☆ ☆ ☆ ☆ ☆
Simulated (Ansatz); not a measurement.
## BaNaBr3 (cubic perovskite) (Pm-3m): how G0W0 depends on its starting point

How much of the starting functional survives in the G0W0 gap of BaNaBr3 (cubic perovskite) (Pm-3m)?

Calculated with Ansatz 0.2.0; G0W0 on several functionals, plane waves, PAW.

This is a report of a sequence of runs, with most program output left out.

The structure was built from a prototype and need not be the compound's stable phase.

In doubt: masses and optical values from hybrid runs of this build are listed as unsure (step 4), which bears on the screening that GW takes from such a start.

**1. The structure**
☆ ☆ ☆ ☆ ☆

Copy exactly the stretch of data above from the line with "How much of" through the line with "In doubt: masses", and omit all other lines.

# Written response
How much of the starting functional survives in the G0W0 gap of BaNaBr3 (cubic perovskite) (Pm-3m)?

Calculated with Ansatz 0.2.0; G0W0 on several functionals, plane waves, PAW.

This is a report of a sequence of runs, with most program output left out.

The structure was built from a prototype and need not be the compound's stable phase.

In doubt: masses and optical values from hybrid runs of this build are listed as unsure (step 4), which bears on the screening that GW takes from such a start.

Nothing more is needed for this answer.